Recorded data.
##############################
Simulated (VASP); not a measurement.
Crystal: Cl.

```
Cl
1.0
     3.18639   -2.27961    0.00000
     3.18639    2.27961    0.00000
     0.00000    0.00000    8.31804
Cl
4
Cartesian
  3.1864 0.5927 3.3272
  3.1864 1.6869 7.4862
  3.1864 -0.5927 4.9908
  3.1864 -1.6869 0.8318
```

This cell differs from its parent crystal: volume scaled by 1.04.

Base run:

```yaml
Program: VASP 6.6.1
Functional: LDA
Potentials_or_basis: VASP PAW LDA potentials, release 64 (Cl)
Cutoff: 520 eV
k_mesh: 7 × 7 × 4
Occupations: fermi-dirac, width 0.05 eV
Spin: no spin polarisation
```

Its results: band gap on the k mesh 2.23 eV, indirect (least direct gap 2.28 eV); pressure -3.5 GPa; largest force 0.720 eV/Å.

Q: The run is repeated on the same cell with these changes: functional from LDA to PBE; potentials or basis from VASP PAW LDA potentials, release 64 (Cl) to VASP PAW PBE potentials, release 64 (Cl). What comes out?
##############################

Assigned task.
The answer must be the full listing, repeated exactly.

Written answer.
Simulated (VASP); not a measurement.
Crystal: Cl.

```
Cl
1.0
     3.18639   -2.27961    0.00000
     3.18639    2.27961    0.00000
     0.00000    0.00000    8.31804
Cl
4
Cartesian
  3.1864 0.5927 3.3272
  3.1864 1.6869 7.4862
  3.1864 -0.5927 4.9908
  3.1864 -1.6869 0.8318
```

This cell differs from its parent crystal: volume scaled by 1.04.

Base run:

```yaml
Program: VASP 6.6.1
Functional: LDA
Potentials_or_basis: VASP PAW LDA potentials, release 64 (Cl)
Cutoff: 520 eV
k_mesh: 7 × 7 × 4
Occupations: fermi-dirac, width 0.05 eV
Spin: no spin polarisation
```

Its results: band gap on the k mesh 2.23 eV, indirect (least direct gap 2.28 eV); pressure -3.5 GPa; largest force 0.720 eV/Å.

Q: The run is repeated on the same cell with these changes: functional from LDA to PBE; potentials or basis from VASP PAW LDA potentials, release 64 (Cl) to VASP PAW PBE potentials, release 64 (Cl). What comes out?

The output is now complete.